*Work order*
Set the records down once more so that they match the source word for word.

──────

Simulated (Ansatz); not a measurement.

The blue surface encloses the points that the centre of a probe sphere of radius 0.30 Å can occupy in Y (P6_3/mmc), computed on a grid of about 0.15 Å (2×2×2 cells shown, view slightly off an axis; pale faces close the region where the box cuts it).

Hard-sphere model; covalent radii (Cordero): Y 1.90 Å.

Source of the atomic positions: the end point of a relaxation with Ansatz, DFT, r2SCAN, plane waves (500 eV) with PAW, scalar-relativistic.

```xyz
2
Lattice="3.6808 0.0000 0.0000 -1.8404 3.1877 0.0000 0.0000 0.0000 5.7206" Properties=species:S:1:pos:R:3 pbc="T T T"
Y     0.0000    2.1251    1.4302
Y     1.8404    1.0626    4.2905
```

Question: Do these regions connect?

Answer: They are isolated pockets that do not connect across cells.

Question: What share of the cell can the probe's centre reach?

──────

*Task answer*
Simulated (Ansatz); not a measurement.

The blue surface encloses the points that the centre of a probe sphere of radius 0.30 Å can occupy in Y (P6_3/mmc), computed on a grid of about 0.15 Å (2×2×2 cells shown, view slightly off an axis; pale faces close the region where the box cuts it).

Hard-sphere model; covalent radii (Cordero): Y 1.90 Å.

Source of the atomic positions: the end point of a relaxation with Ansatz, DFT, r2SCAN, plane waves (500 eV) with PAW, scalar-relativistic.

```xyz
2
Lattice="3.6808 0.0000 0.0000 -1.8404 3.1877 0.0000 0.0000 0.0000 5.7206" Properties=species:S:1:pos:R:3 pbc="T T T"
Y     0.0000    2.1251    1.4302
Y     1.8404    1.0626    4.2905
```

Question: Do these regions connect?

Answer: They are isolated pockets that do not connect across cells.

Question: What share of the cell can the probe's centre reach?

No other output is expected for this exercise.